## Requirement
Print the first line of the data below and every one after it, through the line containing "equilibrium 0.139) |", exactly as written.

═════ Data excerpts ═════

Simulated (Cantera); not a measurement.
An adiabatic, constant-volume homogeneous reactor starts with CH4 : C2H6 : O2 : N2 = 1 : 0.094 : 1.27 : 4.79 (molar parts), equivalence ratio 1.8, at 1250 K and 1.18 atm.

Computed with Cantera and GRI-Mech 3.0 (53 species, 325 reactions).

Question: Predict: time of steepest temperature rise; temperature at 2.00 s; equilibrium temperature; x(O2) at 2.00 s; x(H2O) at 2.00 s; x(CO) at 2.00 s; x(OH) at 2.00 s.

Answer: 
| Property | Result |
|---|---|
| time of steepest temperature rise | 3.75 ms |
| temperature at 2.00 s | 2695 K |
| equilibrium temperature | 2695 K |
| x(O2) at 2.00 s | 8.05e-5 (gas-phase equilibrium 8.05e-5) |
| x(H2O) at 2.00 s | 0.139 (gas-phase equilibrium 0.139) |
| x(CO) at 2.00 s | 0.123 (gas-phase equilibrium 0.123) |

═════

## Task response
Simulated (Cantera); not a measurement.
An adiabatic, constant-volume homogeneous reactor starts with CH4 : C2H6 : O2 : N2 = 1 : 0.094 : 1.27 : 4.79 (molar parts), equivalence ratio 1.8, at 1250 K and 1.18 atm.

Computed with Cantera and GRI-Mech 3.0 (53 species, 325 reactions).

Question: Predict: time of steepest temperature rise; temperature at 2.00 s; equilibrium temperature; x(O2) at 2.00 s; x(H2O) at 2.00 s; x(CO) at 2.00 s; x(OH) at 2.00 s.

Answer: 
| Property | Result |
|---|---|
| time of steepest temperature rise | 3.75 ms |
| temperature at 2.00 s | 2695 K |
| equilibrium temperature | 2695 K |
| x(O2) at 2.00 s | 8.05e-5 (gas-phase equilibrium 8.05e-5) |
| x(H2O) at 2.00 s | 0.139 (gas-phase equilibrium 0.139) |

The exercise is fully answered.